─── Listed records ───
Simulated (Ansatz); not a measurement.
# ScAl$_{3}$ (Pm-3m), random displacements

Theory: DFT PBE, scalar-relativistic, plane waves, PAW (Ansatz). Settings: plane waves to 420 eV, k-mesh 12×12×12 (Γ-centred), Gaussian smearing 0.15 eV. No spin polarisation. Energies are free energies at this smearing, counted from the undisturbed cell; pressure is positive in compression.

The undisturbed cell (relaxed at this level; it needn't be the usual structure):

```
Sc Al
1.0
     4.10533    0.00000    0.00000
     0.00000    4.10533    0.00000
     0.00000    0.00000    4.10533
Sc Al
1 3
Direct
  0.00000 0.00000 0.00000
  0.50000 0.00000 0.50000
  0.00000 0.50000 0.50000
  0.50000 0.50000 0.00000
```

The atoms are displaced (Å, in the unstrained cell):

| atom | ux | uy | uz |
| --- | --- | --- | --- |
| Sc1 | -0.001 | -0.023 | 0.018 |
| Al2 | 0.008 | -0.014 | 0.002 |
───

**Activity**
Print every line of the listing shown above, exactly.

**Answer space**
Simulated (Ansatz); not a measurement.
# ScAl$_{3}$ (Pm-3m), random displacements

Theory: DFT PBE, scalar-relativistic, plane waves, PAW (Ansatz). Settings: plane waves to 420 eV, k-mesh 12×12×12 (Γ-centred), Gaussian smearing 0.15 eV. No spin polarisation. Energies are free energies at this smearing, counted from the undisturbed cell; pressure is positive in compression.

The undisturbed cell (relaxed at this level; it needn't be the usual structure):

```
Sc Al
1.0
     4.10533    0.00000    0.00000
     0.00000    4.10533    0.00000
     0.00000    0.00000    4.10533
Sc Al
1 3
Direct
  0.00000 0.00000 0.00000
  0.50000 0.00000 0.50000
  0.00000 0.50000 0.50000
  0.50000 0.50000 0.00000
```

The atoms are displaced (Å, in the unstrained cell):

| atom | ux | uy | uz |
| --- | --- | --- | --- |
| Sc1 | -0.001 | -0.023 | 0.018 |
| Al2 | 0.008 | -0.014 | 0.002 |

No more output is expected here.